__Records shown__
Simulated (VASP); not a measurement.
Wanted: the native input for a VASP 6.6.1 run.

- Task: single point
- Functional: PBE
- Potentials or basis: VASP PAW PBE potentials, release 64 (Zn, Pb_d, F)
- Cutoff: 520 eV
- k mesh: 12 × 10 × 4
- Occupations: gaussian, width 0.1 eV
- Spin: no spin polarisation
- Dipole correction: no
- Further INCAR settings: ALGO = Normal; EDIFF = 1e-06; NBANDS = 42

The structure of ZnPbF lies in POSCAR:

__Work instruction__
Exactly as shown above, return every record.

__Task output__
Simulated (VASP); not a measurement.
Wanted: the native input for a VASP 6.6.1 run.

- Task: single point
- Functional: PBE
- Potentials or basis: VASP PAW PBE potentials, release 64 (Zn, Pb_d, F)
- Cutoff: 520 eV
- k mesh: 12 × 10 × 4
- Occupations: gaussian, width 0.1 eV
- Spin: no spin polarisation
- Dipole correction: no
- Further INCAR settings: ALGO = Normal; EDIFF = 1e-06; NBANDS = 42

The structure of ZnPbF lies in POSCAR:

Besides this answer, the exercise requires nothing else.